Brief: Copy exactly, please, the lines of the data from its start through the line containing "(1) 0.559 eV/Å.".

Recorded information:
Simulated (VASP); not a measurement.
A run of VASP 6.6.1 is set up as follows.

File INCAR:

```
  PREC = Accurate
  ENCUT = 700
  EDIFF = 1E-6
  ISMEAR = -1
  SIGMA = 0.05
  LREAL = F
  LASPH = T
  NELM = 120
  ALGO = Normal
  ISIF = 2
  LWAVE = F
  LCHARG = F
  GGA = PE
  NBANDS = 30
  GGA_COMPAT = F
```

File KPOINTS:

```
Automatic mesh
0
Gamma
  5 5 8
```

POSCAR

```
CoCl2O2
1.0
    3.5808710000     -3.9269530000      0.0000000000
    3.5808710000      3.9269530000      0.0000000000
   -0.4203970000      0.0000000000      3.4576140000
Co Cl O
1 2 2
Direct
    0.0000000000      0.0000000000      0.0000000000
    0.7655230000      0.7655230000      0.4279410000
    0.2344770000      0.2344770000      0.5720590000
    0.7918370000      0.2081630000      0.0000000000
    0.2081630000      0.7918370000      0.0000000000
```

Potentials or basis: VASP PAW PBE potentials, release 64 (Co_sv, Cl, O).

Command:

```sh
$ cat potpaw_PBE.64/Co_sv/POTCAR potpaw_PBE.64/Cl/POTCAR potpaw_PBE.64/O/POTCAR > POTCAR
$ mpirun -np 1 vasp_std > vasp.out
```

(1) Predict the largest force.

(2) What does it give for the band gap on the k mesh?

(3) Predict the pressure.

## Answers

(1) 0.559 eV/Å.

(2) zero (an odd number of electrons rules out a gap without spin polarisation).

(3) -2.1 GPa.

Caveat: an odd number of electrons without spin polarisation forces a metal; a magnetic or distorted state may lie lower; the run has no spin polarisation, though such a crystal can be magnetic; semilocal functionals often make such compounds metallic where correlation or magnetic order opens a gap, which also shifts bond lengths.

Task answer:
Simulated (VASP); not a measurement.
A run of VASP 6.6.1 is set up as follows.

File INCAR:

```
  PREC = Accurate
  ENCUT = 700
  EDIFF = 1E-6
  ISMEAR = -1
  SIGMA = 0.05
  LREAL = F
  LASPH = T
  NELM = 120
  ALGO = Normal
  ISIF = 2
  LWAVE = F
  LCHARG = F
  GGA = PE
  NBANDS = 30
  GGA_COMPAT = F
```

File KPOINTS:

```
Automatic mesh
0
Gamma
  5 5 8
```

POSCAR

```
CoCl2O2
1.0
    3.5808710000     -3.9269530000      0.0000000000
    3.5808710000      3.9269530000      0.0000000000
   -0.4203970000      0.0000000000      3.4576140000
Co Cl O
1 2 2
Direct
    0.0000000000      0.0000000000      0.0000000000
    0.7655230000      0.7655230000      0.4279410000
    0.2344770000      0.2344770000      0.5720590000
    0.7918370000      0.2081630000      0.0000000000
    0.2081630000      0.7918370000      0.0000000000
```

Potentials or basis: VASP PAW PBE potentials, release 64 (Co_sv, Cl, O).

Command:

```sh
$ cat potpaw_PBE.64/Co_sv/POTCAR potpaw_PBE.64/Cl/POTCAR potpaw_PBE.64/O/POTCAR > POTCAR
$ mpirun -np 1 vasp_std > vasp.out
```

(1) Predict the largest force.

(2) What does it give for the band gap on the k mesh?

(3) Predict the pressure.

## Answers

(1) 0.559 eV/Å.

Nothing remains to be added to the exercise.